[DATA SUPPLIED — start]

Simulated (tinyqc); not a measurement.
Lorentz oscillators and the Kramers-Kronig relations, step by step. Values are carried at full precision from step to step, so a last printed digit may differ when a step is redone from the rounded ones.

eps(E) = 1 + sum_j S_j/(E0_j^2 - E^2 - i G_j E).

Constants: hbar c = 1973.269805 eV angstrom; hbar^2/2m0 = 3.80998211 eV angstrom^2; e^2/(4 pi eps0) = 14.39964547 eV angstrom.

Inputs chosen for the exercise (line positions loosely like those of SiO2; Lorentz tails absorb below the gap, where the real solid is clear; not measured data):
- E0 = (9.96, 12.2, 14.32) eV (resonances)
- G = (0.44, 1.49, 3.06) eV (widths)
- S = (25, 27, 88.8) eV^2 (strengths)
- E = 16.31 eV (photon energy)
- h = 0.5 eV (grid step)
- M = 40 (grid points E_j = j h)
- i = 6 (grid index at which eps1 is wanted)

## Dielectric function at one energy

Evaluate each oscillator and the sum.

[DATA SUPPLIED — finish]

Please print exactly what appears from the first line of the data through the line with "## Dielectric function at one energy", including both of those lines and nothing past them.

ANSWER SPACE.
Simulated (tinyqc); not a measurement.
Lorentz oscillators and the Kramers-Kronig relations, step by step. Values are carried at full precision from step to step, so a last printed digit may differ when a step is redone from the rounded ones.

eps(E) = 1 + sum_j S_j/(E0_j^2 - E^2 - i G_j E).

Constants: hbar c = 1973.269805 eV angstrom; hbar^2/2m0 = 3.80998211 eV angstrom^2; e^2/(4 pi eps0) = 14.39964547 eV angstrom.

Inputs chosen for the exercise (line positions loosely like those of SiO2; Lorentz tails absorb below the gap, where the real solid is clear; not measured data):
- E0 = (9.96, 12.2, 14.32) eV (resonances)
- G = (0.44, 1.49, 3.06) eV (widths)
- S = (25, 27, 88.8) eV^2 (strengths)
- E = 16.31 eV (photon energy)
- h = 0.5 eV (grid step)
- M = 40 (grid points E_j = j h)
- i = 6 (grid index at which eps1 is wanted)

## Dielectric function at one energy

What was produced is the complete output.